_Dataset extract_
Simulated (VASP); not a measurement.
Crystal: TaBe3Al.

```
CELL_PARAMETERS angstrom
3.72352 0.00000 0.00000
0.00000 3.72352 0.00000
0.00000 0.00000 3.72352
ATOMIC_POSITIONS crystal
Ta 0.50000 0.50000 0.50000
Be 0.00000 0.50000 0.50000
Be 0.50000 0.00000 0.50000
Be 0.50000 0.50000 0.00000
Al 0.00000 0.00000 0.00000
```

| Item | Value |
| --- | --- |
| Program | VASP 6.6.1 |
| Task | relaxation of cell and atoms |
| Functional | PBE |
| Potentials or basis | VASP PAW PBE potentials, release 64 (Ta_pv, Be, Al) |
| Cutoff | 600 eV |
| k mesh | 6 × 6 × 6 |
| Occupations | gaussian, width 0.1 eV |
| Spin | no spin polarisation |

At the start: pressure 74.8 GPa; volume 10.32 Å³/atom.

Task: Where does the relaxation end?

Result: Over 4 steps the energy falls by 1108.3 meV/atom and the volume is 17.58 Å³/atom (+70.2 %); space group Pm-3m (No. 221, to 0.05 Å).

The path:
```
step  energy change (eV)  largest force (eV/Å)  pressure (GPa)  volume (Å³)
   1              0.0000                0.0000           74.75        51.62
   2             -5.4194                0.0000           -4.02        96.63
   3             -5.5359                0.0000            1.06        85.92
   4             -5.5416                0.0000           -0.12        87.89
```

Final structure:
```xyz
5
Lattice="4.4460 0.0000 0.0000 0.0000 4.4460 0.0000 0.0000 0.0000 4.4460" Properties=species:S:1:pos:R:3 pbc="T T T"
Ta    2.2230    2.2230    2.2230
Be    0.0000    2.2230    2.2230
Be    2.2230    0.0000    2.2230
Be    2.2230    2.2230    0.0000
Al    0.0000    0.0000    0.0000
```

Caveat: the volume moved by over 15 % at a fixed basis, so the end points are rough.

_Brief_
Give again, word for word, the records from their first line to the one with "spin polarisation |", and leave out all else.

_Result_
Simulated (VASP); not a measurement.
Crystal: TaBe3Al.

```
CELL_PARAMETERS angstrom
3.72352 0.00000 0.00000
0.00000 3.72352 0.00000
0.00000 0.00000 3.72352
ATOMIC_POSITIONS crystal
Ta 0.50000 0.50000 0.50000
Be 0.00000 0.50000 0.50000
Be 0.50000 0.00000 0.50000
Be 0.50000 0.50000 0.00000
Al 0.00000 0.00000 0.00000
```

| Item | Value |
| --- | --- |
| Program | VASP 6.6.1 |
| Task | relaxation of cell and atoms |
| Functional | PBE |
| Potentials or basis | VASP PAW PBE potentials, release 64 (Ta_pv, Be, Al) |
| Cutoff | 600 eV |
| k mesh | 6 × 6 × 6 |
| Occupations | gaussian, width 0.1 eV |
| Spin | no spin polarisation |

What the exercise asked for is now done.